━━━━━━━━━━━━━━━━━━━━━━━━━━━━━━
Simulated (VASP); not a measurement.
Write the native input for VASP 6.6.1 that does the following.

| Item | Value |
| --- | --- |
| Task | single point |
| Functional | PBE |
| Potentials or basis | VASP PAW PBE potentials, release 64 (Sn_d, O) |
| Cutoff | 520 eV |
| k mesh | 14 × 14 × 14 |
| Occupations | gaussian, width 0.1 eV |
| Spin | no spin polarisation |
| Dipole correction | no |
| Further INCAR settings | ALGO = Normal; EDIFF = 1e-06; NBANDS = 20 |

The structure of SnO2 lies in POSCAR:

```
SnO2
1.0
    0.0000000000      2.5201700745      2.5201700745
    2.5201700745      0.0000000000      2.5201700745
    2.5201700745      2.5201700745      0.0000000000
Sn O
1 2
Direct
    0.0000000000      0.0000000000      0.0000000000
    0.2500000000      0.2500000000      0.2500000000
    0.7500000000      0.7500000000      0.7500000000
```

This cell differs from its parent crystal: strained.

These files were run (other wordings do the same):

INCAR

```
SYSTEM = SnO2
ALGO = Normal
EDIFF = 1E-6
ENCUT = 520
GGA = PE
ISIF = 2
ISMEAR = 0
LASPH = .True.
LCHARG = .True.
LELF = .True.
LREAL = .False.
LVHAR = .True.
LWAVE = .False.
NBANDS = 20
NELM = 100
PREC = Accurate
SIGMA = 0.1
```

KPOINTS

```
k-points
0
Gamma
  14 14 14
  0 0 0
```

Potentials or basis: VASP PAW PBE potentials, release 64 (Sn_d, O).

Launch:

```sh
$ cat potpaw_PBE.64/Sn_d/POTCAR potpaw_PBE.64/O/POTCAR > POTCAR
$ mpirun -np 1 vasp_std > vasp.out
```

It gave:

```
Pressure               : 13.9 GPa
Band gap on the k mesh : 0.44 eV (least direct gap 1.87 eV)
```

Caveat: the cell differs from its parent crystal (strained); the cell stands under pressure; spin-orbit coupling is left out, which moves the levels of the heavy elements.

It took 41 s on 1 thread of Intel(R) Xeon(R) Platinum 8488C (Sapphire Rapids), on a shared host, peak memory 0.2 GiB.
━━━━━━━━━━━━━━━━━━━━━━━━━━━━━━

Work task: Beginning with the line above that contains "Item | Value |", copy each line exactly up to and including the line that contains "correction | no |", and go no further.

Expected answer:
| Item | Value |
| --- | --- |
| Task | single point |
| Functional | PBE |
| Potentials or basis | VASP PAW PBE potentials, release 64 (Sn_d, O) |
| Cutoff | 520 eV |
| k mesh | 14 × 14 × 14 |
| Occupations | gaussian, width 0.1 eV |
| Spin | no spin polarisation |
| Dipole correction | no |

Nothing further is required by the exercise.